# [Activity]
Which lines below fall between the one containing "1.5 1/bohr |" and the one containing "These files were"? Repeat them exactly, counting both of those lines, and add nothing else.

::::

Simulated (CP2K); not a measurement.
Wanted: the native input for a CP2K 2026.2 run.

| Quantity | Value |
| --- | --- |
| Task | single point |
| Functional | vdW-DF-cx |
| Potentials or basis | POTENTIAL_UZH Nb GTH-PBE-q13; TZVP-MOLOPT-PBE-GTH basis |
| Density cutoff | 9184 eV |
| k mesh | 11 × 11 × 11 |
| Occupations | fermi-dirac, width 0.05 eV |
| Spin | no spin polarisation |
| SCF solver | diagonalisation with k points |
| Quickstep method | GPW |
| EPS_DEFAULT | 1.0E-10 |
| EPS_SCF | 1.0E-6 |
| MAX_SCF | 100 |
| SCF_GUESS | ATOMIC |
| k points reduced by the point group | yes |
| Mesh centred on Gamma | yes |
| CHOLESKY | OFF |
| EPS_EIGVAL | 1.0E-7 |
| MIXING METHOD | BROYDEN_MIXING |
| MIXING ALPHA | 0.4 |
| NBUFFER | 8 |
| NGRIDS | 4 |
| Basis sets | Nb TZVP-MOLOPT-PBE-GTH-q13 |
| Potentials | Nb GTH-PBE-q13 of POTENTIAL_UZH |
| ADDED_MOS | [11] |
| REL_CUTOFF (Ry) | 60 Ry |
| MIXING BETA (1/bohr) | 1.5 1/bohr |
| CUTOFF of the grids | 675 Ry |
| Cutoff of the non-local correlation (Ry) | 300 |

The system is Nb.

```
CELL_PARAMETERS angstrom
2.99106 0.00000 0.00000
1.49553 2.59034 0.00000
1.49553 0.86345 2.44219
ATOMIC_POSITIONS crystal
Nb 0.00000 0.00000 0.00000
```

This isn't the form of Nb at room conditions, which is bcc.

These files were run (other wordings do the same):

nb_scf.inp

::::

# [Written response]
| MIXING BETA (1/bohr) | 1.5 1/bohr |
| CUTOFF of the grids | 675 Ry |
| Cutoff of the non-local correlation (Ry) | 300 |

The system is Nb.

```
CELL_PARAMETERS angstrom
2.99106 0.00000 0.00000
1.49553 2.59034 0.00000
1.49553 0.86345 2.44219
ATOMIC_POSITIONS crystal
Nb 0.00000 0.00000 0.00000
```

This isn't the form of Nb at room conditions, which is bcc.

These files were run (other wordings do the same):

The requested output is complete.